## [Work instruction]
Print all the records exactly, please.

## [Recorded data]
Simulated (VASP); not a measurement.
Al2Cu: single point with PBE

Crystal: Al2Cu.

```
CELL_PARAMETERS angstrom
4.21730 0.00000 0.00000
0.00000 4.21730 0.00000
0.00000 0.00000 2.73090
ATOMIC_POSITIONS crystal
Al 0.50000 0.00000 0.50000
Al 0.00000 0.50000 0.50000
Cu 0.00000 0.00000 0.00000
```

## [Exercise solution]
Simulated (VASP); not a measurement.
Al2Cu: single point with PBE

Crystal: Al2Cu.

```
CELL_PARAMETERS angstrom
4.21730 0.00000 0.00000
0.00000 4.21730 0.00000
0.00000 0.00000 2.73090
ATOMIC_POSITIONS crystal
Al 0.50000 0.00000 0.50000
Al 0.00000 0.50000 0.50000
Cu 0.00000 0.00000 0.00000
```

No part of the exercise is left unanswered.